....

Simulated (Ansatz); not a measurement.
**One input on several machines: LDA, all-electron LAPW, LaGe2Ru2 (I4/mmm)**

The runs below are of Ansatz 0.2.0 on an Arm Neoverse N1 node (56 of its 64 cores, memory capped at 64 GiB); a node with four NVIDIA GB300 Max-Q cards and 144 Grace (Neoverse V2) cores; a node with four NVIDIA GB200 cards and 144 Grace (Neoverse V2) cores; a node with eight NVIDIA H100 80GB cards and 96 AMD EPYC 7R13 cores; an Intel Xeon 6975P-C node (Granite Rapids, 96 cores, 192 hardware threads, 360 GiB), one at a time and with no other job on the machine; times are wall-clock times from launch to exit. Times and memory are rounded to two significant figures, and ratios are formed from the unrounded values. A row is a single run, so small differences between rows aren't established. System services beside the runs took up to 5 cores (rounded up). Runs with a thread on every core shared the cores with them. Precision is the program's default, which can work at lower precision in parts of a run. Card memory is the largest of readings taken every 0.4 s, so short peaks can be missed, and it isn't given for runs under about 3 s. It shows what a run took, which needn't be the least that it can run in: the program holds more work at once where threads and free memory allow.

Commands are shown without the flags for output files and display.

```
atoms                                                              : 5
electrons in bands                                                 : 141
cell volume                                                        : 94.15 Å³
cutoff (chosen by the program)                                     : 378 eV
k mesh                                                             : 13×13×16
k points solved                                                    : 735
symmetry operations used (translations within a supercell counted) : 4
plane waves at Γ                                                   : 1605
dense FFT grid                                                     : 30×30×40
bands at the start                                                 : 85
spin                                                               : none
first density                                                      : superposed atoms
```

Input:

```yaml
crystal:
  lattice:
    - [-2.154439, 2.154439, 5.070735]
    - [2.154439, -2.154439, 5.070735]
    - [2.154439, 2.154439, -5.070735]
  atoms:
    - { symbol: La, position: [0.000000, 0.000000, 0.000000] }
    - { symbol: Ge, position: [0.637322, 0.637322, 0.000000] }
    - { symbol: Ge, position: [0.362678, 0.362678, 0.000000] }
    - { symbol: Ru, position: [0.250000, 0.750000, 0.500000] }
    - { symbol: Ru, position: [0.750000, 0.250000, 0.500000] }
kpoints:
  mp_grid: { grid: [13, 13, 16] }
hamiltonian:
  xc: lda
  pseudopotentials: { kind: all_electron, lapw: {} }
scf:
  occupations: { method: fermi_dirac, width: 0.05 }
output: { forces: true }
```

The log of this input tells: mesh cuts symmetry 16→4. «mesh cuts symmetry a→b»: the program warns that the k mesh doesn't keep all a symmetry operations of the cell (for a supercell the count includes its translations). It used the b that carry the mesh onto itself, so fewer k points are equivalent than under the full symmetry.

....

Repeat the material exactly. Begin with its first line and end with the line that has "LAPW, LaGe2Ru2 (I4/mmm)**".

Simulated (Ansatz); not a measurement.
**One input on several machines: LDA, all-electron LAPW, LaGe2Ru2 (I4/mmm)**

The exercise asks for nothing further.